━━ Supplied information ━━

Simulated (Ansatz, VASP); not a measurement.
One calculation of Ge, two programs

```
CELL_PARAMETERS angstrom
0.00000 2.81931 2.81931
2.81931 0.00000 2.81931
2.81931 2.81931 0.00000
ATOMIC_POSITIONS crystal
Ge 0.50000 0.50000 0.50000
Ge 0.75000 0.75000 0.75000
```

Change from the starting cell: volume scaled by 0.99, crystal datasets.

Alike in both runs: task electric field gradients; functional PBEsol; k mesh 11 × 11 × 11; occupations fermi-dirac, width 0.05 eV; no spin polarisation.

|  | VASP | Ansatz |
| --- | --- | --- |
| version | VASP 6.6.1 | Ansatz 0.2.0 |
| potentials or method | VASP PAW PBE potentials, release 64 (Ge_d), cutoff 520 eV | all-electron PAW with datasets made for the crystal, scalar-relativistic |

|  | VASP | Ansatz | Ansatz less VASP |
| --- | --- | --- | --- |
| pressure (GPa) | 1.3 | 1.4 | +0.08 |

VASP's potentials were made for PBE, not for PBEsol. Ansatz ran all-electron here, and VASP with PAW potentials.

━━━

### Task item
Nothing outside this range should appear: the lines from the start of the listing through the line with "1.4 | +0.08 |", each reproduced exactly, both ends included.

### Response area
Simulated (Ansatz, VASP); not a measurement.
One calculation of Ge, two programs

```
CELL_PARAMETERS angstrom
0.00000 2.81931 2.81931
2.81931 0.00000 2.81931
2.81931 2.81931 0.00000
ATOMIC_POSITIONS crystal
Ge 0.50000 0.50000 0.50000
Ge 0.75000 0.75000 0.75000
```

Change from the starting cell: volume scaled by 0.99, crystal datasets.

Alike in both runs: task electric field gradients; functional PBEsol; k mesh 11 × 11 × 11; occupations fermi-dirac, width 0.05 eV; no spin polarisation.

|  | VASP | Ansatz |
| --- | --- | --- |
| version | VASP 6.6.1 | Ansatz 0.2.0 |
| potentials or method | VASP PAW PBE potentials, release 64 (Ge_d), cutoff 520 eV | all-electron PAW with datasets made for the crystal, scalar-relativistic |

|  | VASP | Ansatz | Ansatz less VASP |
| --- | --- | --- | --- |
| pressure (GPa) | 1.3 | 1.4 | +0.08 |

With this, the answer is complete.